▶ **Data section**:
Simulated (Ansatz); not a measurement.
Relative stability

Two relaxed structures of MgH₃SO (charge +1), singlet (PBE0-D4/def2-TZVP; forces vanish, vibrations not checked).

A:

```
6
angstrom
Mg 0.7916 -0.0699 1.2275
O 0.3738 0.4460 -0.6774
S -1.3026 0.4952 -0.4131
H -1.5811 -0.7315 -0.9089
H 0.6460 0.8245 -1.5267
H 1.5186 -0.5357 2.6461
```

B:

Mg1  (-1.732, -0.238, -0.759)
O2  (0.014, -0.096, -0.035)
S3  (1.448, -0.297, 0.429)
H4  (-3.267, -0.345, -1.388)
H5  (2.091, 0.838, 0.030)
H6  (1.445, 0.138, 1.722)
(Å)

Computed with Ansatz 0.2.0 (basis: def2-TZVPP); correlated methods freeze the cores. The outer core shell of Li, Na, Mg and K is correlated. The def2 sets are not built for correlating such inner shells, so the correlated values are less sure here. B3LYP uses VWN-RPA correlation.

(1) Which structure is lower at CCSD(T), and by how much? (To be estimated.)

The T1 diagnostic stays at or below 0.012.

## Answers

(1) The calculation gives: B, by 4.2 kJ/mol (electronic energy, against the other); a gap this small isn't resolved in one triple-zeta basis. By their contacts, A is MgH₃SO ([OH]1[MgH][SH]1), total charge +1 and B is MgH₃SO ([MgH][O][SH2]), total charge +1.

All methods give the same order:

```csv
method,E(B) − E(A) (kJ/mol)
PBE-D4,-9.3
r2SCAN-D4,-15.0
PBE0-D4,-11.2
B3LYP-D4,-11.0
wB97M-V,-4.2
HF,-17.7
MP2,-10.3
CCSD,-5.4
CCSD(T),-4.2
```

▶ **Work request**:
Once you reach the line with "(-1.732, -0.238, -0.759)" in the data above, copy it and every line after it exactly, up to and including the line with "(1) The calculation".

▶ **Result**:
Mg1  (-1.732, -0.238, -0.759)
O2  (0.014, -0.096, -0.035)
S3  (1.448, -0.297, 0.429)
H4  (-3.267, -0.345, -1.388)
H5  (2.091, 0.838, 0.030)
H6  (1.445, 0.138, 1.722)
(Å)

Computed with Ansatz 0.2.0 (basis: def2-TZVPP); correlated methods freeze the cores. The outer core shell of Li, Na, Mg and K is correlated. The def2 sets are not built for correlating such inner shells, so the correlated values are less sure here. B3LYP uses VWN-RPA correlation.

(1) Which structure is lower at CCSD(T), and by how much? (To be estimated.)

The T1 diagnostic stays at or below 0.012.

## Answers

(1) The calculation gives: B, by 4.2 kJ/mol (electronic energy, against the other); a gap this small isn't resolved in one triple-zeta basis. By their contacts, A is MgH₃SO ([OH]1[MgH][SH]1), total charge +1 and B is MgH₃SO ([MgH][O][SH2]), total charge +1.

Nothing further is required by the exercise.